Assigned task | Please reproduce the listing in its entirety, exactly as shown.

Data for analysis |
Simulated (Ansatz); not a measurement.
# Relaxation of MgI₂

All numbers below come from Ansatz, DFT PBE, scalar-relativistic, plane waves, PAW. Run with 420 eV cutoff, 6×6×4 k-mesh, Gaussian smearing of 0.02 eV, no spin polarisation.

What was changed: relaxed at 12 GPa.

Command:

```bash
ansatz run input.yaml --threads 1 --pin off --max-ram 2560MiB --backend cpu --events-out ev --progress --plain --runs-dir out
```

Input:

Worked solution |
Simulated (Ansatz); not a measurement.
# Relaxation of MgI₂

All numbers below come from Ansatz, DFT PBE, scalar-relativistic, plane waves, PAW. Run with 420 eV cutoff, 6×6×4 k-mesh, Gaussian smearing of 0.02 eV, no spin polarisation.

What was changed: relaxed at 12 GPa.

Command:

```bash
ansatz run input.yaml --threads 1 --pin off --max-ram 2560MiB --backend cpu --events-out ev --progress --plain --runs-dir out
```

Input:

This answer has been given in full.